▶ [EXERCISE DATA]
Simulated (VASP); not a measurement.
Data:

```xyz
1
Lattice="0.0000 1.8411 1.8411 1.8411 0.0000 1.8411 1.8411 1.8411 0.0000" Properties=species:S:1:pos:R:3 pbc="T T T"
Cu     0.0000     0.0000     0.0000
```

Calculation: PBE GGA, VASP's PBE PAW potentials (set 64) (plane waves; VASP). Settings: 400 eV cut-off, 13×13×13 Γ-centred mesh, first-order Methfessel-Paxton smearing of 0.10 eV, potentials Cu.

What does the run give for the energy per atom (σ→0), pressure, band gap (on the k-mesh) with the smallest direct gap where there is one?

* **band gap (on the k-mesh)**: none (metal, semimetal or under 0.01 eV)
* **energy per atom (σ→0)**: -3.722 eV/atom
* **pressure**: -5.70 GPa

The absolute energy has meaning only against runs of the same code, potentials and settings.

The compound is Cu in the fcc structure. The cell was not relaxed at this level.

▶ [TASK ITEM] Your answer must be an exact transcription of every record above.

▶ [RESPONSE]
Simulated (VASP); not a measurement.
Data:

```xyz
1
Lattice="0.0000 1.8411 1.8411 1.8411 0.0000 1.8411 1.8411 1.8411 0.0000" Properties=species:S:1:pos:R:3 pbc="T T T"
Cu     0.0000     0.0000     0.0000
```

Calculation: PBE GGA, VASP's PBE PAW potentials (set 64) (plane waves; VASP). Settings: 400 eV cut-off, 13×13×13 Γ-centred mesh, first-order Methfessel-Paxton smearing of 0.10 eV, potentials Cu.

What does the run give for the energy per atom (σ→0), pressure, band gap (on the k-mesh) with the smallest direct gap where there is one?

* **band gap (on the k-mesh)**: none (metal, semimetal or under 0.01 eV)
* **energy per atom (σ→0)**: -3.722 eV/atom
* **pressure**: -5.70 GPa

The absolute energy has meaning only against runs of the same code, potentials and settings.

The compound is Cu in the fcc structure. The cell was not relaxed at this level.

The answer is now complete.